# # # #

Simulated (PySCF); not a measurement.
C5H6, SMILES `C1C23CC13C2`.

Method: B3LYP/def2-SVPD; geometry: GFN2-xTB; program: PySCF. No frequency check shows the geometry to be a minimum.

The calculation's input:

# # # #

**BRIEF:**
Copy each line of the data exactly, please.

**TASK RESULT:**
Simulated (PySCF); not a measurement.
C5H6, SMILES `C1C23CC13C2`.

Method: B3LYP/def2-SVPD; geometry: GFN2-xTB; program: PySCF. No frequency check shows the geometry to be a minimum.

The calculation's input:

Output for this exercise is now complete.